• _Given entries_:
○ ○ ○ ○ ○ ○ ○

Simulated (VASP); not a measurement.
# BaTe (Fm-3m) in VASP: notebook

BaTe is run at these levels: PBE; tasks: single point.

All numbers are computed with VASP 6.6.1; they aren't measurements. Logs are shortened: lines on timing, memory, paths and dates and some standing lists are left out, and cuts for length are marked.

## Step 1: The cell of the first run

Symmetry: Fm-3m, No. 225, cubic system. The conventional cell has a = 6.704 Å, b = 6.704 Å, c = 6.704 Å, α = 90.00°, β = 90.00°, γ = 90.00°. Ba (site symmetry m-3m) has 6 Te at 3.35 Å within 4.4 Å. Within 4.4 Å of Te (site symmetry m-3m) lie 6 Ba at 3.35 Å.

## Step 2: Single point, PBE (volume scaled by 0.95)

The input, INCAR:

○ ○ ○ ○ ○ ○ ○

• _Requirement_: Each record above should be retyped in full, exactly as shown.

• _Response_:
Simulated (VASP); not a measurement.
# BaTe (Fm-3m) in VASP: notebook

BaTe is run at these levels: PBE; tasks: single point.

All numbers are computed with VASP 6.6.1; they aren't measurements. Logs are shortened: lines on timing, memory, paths and dates and some standing lists are left out, and cuts for length are marked.

## Step 1: The cell of the first run

Symmetry: Fm-3m, No. 225, cubic system. The conventional cell has a = 6.704 Å, b = 6.704 Å, c = 6.704 Å, α = 90.00°, β = 90.00°, γ = 90.00°. Ba (site symmetry m-3m) has 6 Te at 3.35 Å within 4.4 Å. Within 4.4 Å of Te (site symmetry m-3m) lie 6 Ba at 3.35 Å.

## Step 2: Single point, PBE (volume scaled by 0.95)

The input, INCAR:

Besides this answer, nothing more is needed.